§ **REQUIRED ACTION**
Your job is to retype the whole listing exactly.

─── SOURCE INFORMATION ───
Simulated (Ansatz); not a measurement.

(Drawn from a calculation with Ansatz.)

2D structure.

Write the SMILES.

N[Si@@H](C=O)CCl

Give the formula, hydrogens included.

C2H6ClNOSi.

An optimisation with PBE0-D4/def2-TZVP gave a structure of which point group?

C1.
───

§ **RESPONSE BOX**
Simulated (Ansatz); not a measurement.

(Drawn from a calculation with Ansatz.)

2D structure.

Write the SMILES.

N[Si@@H](C=O)CCl

Give the formula, hydrogens included.

C2H6ClNOSi.

An optimisation with PBE0-D4/def2-TZVP gave a structure of which point group?

C1.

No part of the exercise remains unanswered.